● WORK ORDER
When you write the records again, keep every line exactly as it was.

● SUPPLIED INFORMATION
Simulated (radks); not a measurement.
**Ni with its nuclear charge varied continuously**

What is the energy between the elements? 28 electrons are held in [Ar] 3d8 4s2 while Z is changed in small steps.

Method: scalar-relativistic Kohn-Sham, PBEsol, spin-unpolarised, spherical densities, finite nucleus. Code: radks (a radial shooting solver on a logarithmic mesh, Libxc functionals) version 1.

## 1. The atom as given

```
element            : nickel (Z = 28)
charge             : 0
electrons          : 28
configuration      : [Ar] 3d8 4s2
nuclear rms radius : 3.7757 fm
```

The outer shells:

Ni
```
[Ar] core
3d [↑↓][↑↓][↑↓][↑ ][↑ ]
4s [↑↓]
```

● ANSWER BOX
Simulated (radks); not a measurement.
**Ni with its nuclear charge varied continuously**

What is the energy between the elements? 28 electrons are held in [Ar] 3d8 4s2 while Z is changed in small steps.

Method: scalar-relativistic Kohn-Sham, PBEsol, spin-unpolarised, spherical densities, finite nucleus. Code: radks (a radial shooting solver on a logarithmic mesh, Libxc functionals) version 1.

## 1. The atom as given

```
element            : nickel (Z = 28)
charge             : 0
electrons          : 28
configuration      : [Ar] 3d8 4s2
nuclear rms radius : 3.7757 fm
```

The outer shells:

Ni
```
[Ar] core
3d [↑↓][↑↓][↑↓][↑ ][↑ ]
4s [↑↓]
```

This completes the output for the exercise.